→ WORK INSTRUCTION
For this exercise, repeat the listing below from its first line through the line containing "The calculation used", exactly as written.

-------- SUPPLIED ENTRIES --------

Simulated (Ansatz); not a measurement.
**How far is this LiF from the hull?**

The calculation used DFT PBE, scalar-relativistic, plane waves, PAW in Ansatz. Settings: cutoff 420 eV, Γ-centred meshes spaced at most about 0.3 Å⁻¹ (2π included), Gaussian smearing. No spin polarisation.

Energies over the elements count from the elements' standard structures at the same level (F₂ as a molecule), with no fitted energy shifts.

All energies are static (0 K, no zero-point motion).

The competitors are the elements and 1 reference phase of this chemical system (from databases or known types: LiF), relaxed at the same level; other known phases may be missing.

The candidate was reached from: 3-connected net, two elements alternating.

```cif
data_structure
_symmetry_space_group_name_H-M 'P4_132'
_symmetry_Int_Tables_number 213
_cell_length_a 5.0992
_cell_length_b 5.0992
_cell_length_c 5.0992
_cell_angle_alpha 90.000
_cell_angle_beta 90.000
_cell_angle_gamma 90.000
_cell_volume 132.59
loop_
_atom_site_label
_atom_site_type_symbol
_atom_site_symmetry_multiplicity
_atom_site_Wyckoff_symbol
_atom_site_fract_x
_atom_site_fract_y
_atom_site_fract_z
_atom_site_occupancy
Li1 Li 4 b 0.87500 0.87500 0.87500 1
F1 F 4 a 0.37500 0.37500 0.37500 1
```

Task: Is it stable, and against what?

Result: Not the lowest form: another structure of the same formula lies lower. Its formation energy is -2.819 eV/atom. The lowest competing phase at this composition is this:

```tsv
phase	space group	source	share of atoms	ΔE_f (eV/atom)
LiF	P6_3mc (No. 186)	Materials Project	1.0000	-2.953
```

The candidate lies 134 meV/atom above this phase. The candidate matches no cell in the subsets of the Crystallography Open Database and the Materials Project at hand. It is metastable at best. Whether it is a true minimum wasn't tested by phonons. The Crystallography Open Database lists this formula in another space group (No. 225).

--------

→ ANSWER AREA
Simulated (Ansatz); not a measurement.
**How far is this LiF from the hull?**

The calculation used DFT PBE, scalar-relativistic, plane waves, PAW in Ansatz. Settings: cutoff 420 eV, Γ-centred meshes spaced at most about 0.3 Å⁻¹ (2π included), Gaussian smearing. No spin polarisation.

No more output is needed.